WORK ITEM: Restate all of the data below word for word.

DATASET EXCERPTS:
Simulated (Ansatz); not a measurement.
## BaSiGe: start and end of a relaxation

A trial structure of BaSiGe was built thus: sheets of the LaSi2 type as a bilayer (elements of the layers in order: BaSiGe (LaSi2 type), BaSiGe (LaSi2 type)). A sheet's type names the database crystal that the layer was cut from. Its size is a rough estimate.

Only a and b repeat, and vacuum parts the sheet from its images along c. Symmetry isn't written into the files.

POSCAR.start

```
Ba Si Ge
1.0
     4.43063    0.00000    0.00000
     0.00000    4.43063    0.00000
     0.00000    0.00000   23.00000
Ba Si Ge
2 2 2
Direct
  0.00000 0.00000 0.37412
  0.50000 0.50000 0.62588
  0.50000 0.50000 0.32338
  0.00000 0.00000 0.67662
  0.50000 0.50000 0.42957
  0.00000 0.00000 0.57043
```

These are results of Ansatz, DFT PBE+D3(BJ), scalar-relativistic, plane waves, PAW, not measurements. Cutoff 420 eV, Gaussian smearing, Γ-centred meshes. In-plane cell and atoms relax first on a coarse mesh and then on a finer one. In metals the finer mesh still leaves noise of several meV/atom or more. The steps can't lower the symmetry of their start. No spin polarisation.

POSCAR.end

WRITTEN SOLUTION:
Simulated (Ansatz); not a measurement.
## BaSiGe: start and end of a relaxation

A trial structure of BaSiGe was built thus: sheets of the LaSi2 type as a bilayer (elements of the layers in order: BaSiGe (LaSi2 type), BaSiGe (LaSi2 type)). A sheet's type names the database crystal that the layer was cut from. Its size is a rough estimate.

Only a and b repeat, and vacuum parts the sheet from its images along c. Symmetry isn't written into the files.

POSCAR.start

```
Ba Si Ge
1.0
     4.43063    0.00000    0.00000
     0.00000    4.43063    0.00000
     0.00000    0.00000   23.00000
Ba Si Ge
2 2 2
Direct
  0.00000 0.00000 0.37412
  0.50000 0.50000 0.62588
  0.50000 0.50000 0.32338
  0.00000 0.00000 0.67662
  0.50000 0.50000 0.42957
  0.00000 0.00000 0.57043
```

These are results of Ansatz, DFT PBE+D3(BJ), scalar-relativistic, plane waves, PAW, not measurements. Cutoff 420 eV, Gaussian smearing, Γ-centred meshes. In-plane cell and atoms relax first on a coarse mesh and then on a finer one. In metals the finer mesh still leaves noise of several meV/atom or more. The steps can't lower the symmetry of their start. No spin polarisation.

POSCAR.end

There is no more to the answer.